Repeat the entries in full. Each line must match exactly.

The data =
[Start of Attachment]

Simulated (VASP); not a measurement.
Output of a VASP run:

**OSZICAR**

[End of Attachment]

Response area =
Simulated (VASP); not a measurement.
Output of a VASP run:

**OSZICAR**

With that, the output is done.